REQUIRED ACTION:
The entries below must be returned exactly as they stand.

(SUPPLIED MATERIAL begins)

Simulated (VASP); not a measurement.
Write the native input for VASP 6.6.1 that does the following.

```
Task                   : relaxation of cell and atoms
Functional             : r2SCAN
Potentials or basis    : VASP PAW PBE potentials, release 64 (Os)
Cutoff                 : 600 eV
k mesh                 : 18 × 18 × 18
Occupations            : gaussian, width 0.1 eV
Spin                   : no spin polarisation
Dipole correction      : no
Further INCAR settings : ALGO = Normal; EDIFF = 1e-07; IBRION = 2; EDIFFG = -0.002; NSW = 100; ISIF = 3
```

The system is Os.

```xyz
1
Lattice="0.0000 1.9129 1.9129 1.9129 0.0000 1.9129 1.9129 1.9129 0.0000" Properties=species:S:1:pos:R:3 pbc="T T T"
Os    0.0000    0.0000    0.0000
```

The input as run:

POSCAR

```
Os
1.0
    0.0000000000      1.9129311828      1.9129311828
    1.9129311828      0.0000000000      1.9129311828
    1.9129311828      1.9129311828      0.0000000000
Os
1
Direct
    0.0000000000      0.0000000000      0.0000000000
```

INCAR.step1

(SUPPLIED MATERIAL ends)

TASK SOLUTION:
Simulated (VASP); not a measurement.
Write the native input for VASP 6.6.1 that does the following.

```
Task                   : relaxation of cell and atoms
Functional             : r2SCAN
Potentials or basis    : VASP PAW PBE potentials, release 64 (Os)
Cutoff                 : 600 eV
k mesh                 : 18 × 18 × 18
Occupations            : gaussian, width 0.1 eV
Spin                   : no spin polarisation
Dipole correction      : no
Further INCAR settings : ALGO = Normal; EDIFF = 1e-07; IBRION = 2; EDIFFG = -0.002; NSW = 100; ISIF = 3
```

The system is Os.

```xyz
1
Lattice="0.0000 1.9129 1.9129 1.9129 0.0000 1.9129 1.9129 1.9129 0.0000" Properties=species:S:1:pos:R:3 pbc="T T T"
Os    0.0000    0.0000    0.0000
```

The input as run:

POSCAR

```
Os
1.0
    0.0000000000      1.9129311828      1.9129311828
    1.9129311828      0.0000000000      1.9129311828
    1.9129311828      1.9129311828      0.0000000000
Os
1
Direct
    0.0000000000      0.0000000000      0.0000000000
```

INCAR.step1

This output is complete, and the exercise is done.